....

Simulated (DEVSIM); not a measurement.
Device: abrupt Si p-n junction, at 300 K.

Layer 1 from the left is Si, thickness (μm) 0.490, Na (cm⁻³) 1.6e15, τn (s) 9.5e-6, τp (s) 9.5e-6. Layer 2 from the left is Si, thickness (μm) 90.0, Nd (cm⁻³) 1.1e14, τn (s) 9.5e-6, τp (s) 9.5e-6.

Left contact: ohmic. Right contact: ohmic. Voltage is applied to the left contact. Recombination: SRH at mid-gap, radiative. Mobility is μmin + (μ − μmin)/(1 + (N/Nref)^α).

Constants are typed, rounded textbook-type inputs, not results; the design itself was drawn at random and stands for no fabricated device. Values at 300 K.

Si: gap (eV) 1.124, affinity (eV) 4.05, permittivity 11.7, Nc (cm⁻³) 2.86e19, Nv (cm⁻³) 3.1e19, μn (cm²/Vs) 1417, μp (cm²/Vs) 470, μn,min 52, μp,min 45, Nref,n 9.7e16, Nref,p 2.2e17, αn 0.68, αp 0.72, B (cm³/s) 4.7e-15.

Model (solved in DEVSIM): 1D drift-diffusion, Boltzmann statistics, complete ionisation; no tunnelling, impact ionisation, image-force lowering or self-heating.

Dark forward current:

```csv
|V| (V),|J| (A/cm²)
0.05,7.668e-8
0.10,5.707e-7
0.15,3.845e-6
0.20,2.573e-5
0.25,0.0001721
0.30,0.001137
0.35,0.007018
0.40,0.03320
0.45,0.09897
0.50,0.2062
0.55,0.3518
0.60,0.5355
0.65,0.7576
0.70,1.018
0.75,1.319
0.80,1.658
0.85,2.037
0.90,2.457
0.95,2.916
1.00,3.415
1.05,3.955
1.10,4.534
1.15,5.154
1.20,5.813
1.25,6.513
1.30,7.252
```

....

» **ASSIGNMENT**
Set down, unchanged, only those lines above that fall between the line with "Left contact: ohmic." and the line with "Constants are typed, rounded", the two end lines included.

» **TASK ANSWER**
Left contact: ohmic. Right contact: ohmic. Voltage is applied to the left contact. Recombination: SRH at mid-gap, radiative. Mobility is μmin + (μ − μmin)/(1 + (N/Nref)^α).

Constants are typed, rounded textbook-type inputs, not results; the design itself was drawn at random and stands for no fabricated device. Values at 300 K.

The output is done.